#### [Given records]
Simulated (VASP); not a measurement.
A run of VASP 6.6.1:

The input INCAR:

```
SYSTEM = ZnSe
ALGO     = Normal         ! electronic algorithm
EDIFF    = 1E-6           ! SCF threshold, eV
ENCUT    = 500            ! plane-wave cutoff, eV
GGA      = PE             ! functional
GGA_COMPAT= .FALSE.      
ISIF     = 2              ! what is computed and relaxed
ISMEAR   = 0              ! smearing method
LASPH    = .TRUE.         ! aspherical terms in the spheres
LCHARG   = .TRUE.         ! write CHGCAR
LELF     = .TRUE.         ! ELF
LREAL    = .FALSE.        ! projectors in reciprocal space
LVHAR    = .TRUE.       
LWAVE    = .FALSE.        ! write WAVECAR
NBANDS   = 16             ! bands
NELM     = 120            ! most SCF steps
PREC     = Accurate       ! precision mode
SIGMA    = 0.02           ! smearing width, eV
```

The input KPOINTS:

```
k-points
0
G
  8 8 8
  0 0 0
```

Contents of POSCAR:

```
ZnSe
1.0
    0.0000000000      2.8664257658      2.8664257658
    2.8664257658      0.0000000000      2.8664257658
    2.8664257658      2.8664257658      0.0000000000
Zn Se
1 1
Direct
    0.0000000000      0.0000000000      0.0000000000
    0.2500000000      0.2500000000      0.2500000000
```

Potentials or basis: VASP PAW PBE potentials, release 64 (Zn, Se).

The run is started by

#### [Assignment]
Retype the records above exactly, so that no line differs from its source.

#### [Task output]
Simulated (VASP); not a measurement.
A run of VASP 6.6.1:

The input INCAR:

```
SYSTEM = ZnSe
ALGO     = Normal         ! electronic algorithm
EDIFF    = 1E-6           ! SCF threshold, eV
ENCUT    = 500            ! plane-wave cutoff, eV
GGA      = PE             ! functional
GGA_COMPAT= .FALSE.      
ISIF     = 2              ! what is computed and relaxed
ISMEAR   = 0              ! smearing method
LASPH    = .TRUE.         ! aspherical terms in the spheres
LCHARG   = .TRUE.         ! write CHGCAR
LELF     = .TRUE.         ! ELF
LREAL    = .FALSE.        ! projectors in reciprocal space
LVHAR    = .TRUE.       
LWAVE    = .FALSE.        ! write WAVECAR
NBANDS   = 16             ! bands
NELM     = 120            ! most SCF steps
PREC     = Accurate       ! precision mode
SIGMA    = 0.02           ! smearing width, eV
```

The input KPOINTS:

```
k-points
0
G
  8 8 8
  0 0 0
```

Contents of POSCAR:

```
ZnSe
1.0
    0.0000000000      2.8664257658      2.8664257658
    2.8664257658      0.0000000000      2.8664257658
    2.8664257658      2.8664257658      0.0000000000
Zn Se
1 1
Direct
    0.0000000000      0.0000000000      0.0000000000
    0.2500000000      0.2500000000      0.2500000000
```

Potentials or basis: VASP PAW PBE potentials, release 64 (Zn, Se).

The run is started by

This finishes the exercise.